- Listed records -
┌──
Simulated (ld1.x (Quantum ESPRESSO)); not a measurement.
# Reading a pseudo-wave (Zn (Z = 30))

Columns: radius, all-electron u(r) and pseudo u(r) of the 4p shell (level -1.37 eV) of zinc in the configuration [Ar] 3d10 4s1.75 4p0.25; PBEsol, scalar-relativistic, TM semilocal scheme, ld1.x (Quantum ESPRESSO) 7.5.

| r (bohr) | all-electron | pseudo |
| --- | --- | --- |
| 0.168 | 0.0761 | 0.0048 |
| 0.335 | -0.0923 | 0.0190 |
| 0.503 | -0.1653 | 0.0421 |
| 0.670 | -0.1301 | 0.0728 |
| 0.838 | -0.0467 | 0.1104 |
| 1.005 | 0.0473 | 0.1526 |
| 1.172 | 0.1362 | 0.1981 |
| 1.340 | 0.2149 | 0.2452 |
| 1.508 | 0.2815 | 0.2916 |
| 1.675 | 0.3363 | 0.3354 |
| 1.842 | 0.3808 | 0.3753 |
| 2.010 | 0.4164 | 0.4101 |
└──

Copy out the whole listing exactly as written.

- Exercise solution -
Simulated (ld1.x (Quantum ESPRESSO)); not a measurement.
# Reading a pseudo-wave (Zn (Z = 30))

Columns: radius, all-electron u(r) and pseudo u(r) of the 4p shell (level -1.37 eV) of zinc in the configuration [Ar] 3d10 4s1.75 4p0.25; PBEsol, scalar-relativistic, TM semilocal scheme, ld1.x (Quantum ESPRESSO) 7.5.

| r (bohr) | all-electron | pseudo |
| --- | --- | --- |
| 0.168 | 0.0761 | 0.0048 |
| 0.335 | -0.0923 | 0.0190 |
| 0.503 | -0.1653 | 0.0421 |
| 0.670 | -0.1301 | 0.0728 |
| 0.838 | -0.0467 | 0.1104 |
| 1.005 | 0.0473 | 0.1526 |
| 1.172 | 0.1362 | 0.1981 |
| 1.340 | 0.2149 | 0.2452 |
| 1.508 | 0.2815 | 0.2916 |
| 1.675 | 0.3363 | 0.3354 |
| 1.842 | 0.3808 | 0.3753 |
| 2.010 | 0.4164 | 0.4101 |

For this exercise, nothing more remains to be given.